(Material shown Opens)

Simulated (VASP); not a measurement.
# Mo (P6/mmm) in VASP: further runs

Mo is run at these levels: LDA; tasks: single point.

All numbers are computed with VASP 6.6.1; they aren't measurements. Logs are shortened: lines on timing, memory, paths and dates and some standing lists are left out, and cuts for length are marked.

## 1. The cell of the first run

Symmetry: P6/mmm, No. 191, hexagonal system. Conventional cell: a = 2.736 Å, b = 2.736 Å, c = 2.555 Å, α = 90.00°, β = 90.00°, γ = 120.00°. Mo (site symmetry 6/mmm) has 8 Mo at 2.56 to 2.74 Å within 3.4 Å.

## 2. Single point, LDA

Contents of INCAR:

(Material shown Closes)

The full set of records above is to be printed exactly as it appears.

Simulated (VASP); not a measurement.
# Mo (P6/mmm) in VASP: further runs

Mo is run at these levels: LDA; tasks: single point.

All numbers are computed with VASP 6.6.1; they aren't measurements. Logs are shortened: lines on timing, memory, paths and dates and some standing lists are left out, and cuts for length are marked.

## 1. The cell of the first run

Symmetry: P6/mmm, No. 191, hexagonal system. Conventional cell: a = 2.736 Å, b = 2.736 Å, c = 2.555 Å, α = 90.00°, β = 90.00°, γ = 120.00°. Mo (site symmetry 6/mmm) has 8 Mo at 2.56 to 2.74 Å within 3.4 Å.

## 2. Single point, LDA

Contents of INCAR:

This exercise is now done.